* _ACTIVITY_
Nothing in the entries should change; repeat them exactly.

── PROVIDED MATERIAL

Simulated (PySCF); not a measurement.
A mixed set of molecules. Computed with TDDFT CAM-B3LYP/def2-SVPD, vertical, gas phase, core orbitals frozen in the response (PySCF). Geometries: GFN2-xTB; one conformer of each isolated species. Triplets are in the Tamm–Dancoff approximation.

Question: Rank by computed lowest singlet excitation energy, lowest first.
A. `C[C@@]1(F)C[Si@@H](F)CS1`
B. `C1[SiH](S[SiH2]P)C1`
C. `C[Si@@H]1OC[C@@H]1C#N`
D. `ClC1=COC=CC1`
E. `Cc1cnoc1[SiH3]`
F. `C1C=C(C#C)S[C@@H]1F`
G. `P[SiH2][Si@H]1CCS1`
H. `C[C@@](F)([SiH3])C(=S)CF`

────

* _RESPONSE_
Simulated (PySCF); not a measurement.
A mixed set of molecules. Computed with TDDFT CAM-B3LYP/def2-SVPD, vertical, gas phase, core orbitals frozen in the response (PySCF). Geometries: GFN2-xTB; one conformer of each isolated species. Triplets are in the Tamm–Dancoff approximation.

Question: Rank by computed lowest singlet excitation energy, lowest first.
A. `C[C@@]1(F)C[Si@@H](F)CS1`
B. `C1[SiH](S[SiH2]P)C1`
C. `C[Si@@H]1OC[C@@H]1C#N`
D. `ClC1=COC=CC1`
E. `Cc1cnoc1[SiH3]`
F. `C1C=C(C#C)S[C@@H]1F`
G. `P[SiH2][Si@H]1CCS1`
H. `C[C@@](F)([SiH3])C(=S)CF`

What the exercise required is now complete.